→ **Extracted information**:
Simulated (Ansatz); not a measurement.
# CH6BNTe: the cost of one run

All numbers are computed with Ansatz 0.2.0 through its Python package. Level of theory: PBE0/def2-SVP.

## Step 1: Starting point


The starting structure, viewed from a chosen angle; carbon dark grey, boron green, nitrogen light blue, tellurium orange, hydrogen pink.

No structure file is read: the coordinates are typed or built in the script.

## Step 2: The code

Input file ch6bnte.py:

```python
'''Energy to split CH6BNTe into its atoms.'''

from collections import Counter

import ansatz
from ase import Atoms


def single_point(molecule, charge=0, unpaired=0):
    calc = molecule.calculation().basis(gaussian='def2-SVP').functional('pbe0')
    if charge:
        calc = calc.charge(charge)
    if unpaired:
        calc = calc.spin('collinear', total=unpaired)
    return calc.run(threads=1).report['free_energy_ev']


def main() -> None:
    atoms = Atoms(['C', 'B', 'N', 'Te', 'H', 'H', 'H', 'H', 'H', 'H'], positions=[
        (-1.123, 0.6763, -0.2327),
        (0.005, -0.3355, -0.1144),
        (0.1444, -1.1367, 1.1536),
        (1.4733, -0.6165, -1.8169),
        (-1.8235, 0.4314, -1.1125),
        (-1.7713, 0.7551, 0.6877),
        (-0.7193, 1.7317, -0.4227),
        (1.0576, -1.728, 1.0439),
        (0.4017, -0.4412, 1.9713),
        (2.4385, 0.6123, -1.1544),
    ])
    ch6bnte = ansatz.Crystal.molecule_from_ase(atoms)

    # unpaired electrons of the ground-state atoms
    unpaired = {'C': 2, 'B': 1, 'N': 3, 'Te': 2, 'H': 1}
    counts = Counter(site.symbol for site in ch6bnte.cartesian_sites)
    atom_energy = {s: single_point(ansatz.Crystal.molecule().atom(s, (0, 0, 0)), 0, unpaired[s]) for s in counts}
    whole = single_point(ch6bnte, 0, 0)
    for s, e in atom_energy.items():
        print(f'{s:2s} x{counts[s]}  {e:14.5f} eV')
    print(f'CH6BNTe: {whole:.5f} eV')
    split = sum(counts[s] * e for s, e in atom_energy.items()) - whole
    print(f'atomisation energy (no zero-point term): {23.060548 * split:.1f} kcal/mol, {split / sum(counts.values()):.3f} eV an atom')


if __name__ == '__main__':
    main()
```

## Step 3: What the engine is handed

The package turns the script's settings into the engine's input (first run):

→ **Exercise**:
Please reproduce exactly the lines from the first one of the records above through the line containing "## Step 1: Starting point", both included, and nothing else.

→ **Answer space**:
Simulated (Ansatz); not a measurement.
# CH6BNTe: the cost of one run

All numbers are computed with Ansatz 0.2.0 through its Python package. Level of theory: PBE0/def2-SVP.

## Step 1: Starting point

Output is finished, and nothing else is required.